═════ DATA PROVIDED
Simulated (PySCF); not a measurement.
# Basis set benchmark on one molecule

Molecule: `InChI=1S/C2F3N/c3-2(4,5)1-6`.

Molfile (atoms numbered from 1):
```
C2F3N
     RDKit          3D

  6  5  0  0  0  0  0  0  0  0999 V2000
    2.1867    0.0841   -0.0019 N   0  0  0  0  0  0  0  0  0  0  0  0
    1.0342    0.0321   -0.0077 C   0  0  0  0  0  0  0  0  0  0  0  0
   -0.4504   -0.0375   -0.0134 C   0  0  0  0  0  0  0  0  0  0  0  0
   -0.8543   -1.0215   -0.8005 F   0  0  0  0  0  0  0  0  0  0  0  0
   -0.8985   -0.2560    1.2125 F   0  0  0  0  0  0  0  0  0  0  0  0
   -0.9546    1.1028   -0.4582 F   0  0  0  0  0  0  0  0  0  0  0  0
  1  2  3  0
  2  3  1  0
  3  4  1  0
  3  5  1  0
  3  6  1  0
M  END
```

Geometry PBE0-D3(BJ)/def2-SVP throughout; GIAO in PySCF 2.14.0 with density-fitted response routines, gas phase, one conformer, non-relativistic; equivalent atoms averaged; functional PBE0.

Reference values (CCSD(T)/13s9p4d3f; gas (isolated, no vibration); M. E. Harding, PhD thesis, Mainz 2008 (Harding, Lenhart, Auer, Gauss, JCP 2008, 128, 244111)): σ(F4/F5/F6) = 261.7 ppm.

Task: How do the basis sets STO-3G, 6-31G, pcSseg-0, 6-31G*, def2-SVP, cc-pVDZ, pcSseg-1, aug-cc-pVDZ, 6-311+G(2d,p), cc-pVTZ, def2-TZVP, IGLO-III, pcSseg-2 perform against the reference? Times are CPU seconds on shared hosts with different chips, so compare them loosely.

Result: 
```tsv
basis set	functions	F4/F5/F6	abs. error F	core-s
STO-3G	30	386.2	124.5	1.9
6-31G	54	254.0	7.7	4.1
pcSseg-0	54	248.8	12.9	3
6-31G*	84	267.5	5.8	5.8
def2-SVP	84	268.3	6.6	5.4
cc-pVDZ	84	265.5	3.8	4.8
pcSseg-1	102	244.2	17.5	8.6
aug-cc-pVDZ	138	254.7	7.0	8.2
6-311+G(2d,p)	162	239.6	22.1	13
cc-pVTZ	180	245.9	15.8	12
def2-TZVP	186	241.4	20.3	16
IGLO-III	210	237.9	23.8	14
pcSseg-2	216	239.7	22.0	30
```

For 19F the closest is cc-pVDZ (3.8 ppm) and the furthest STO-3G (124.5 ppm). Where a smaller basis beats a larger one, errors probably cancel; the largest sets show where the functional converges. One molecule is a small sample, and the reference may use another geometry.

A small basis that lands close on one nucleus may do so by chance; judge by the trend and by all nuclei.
══════════

TASK ITEM »
Quote the listing above, but only from the line that shows "Task: How do" through the line that shows "For 19F the".

EXERCISE SOLUTION »
Task: How do the basis sets STO-3G, 6-31G, pcSseg-0, 6-31G*, def2-SVP, cc-pVDZ, pcSseg-1, aug-cc-pVDZ, 6-311+G(2d,p), cc-pVTZ, def2-TZVP, IGLO-III, pcSseg-2 perform against the reference? Times are CPU seconds on shared hosts with different chips, so compare them loosely.

Result: 
```tsv
basis set	functions	F4/F5/F6	abs. error F	core-s
STO-3G	30	386.2	124.5	1.9
6-31G	54	254.0	7.7	4.1
pcSseg-0	54	248.8	12.9	3
6-31G*	84	267.5	5.8	5.8
def2-SVP	84	268.3	6.6	5.4
cc-pVDZ	84	265.5	3.8	4.8
pcSseg-1	102	244.2	17.5	8.6
aug-cc-pVDZ	138	254.7	7.0	8.2
6-311+G(2d,p)	162	239.6	22.1	13
cc-pVTZ	180	245.9	15.8	12
def2-TZVP	186	241.4	20.3	16
IGLO-III	210	237.9	23.8	14
pcSseg-2	216	239.7	22.0	30
```

For 19F the closest is cc-pVDZ (3.8 ppm) and the furthest STO-3G (124.5 ppm). Where a smaller basis beats a larger one, errors probably cancel; the largest sets show where the functional converges. One molecule is a small sample, and the reference may use another geometry.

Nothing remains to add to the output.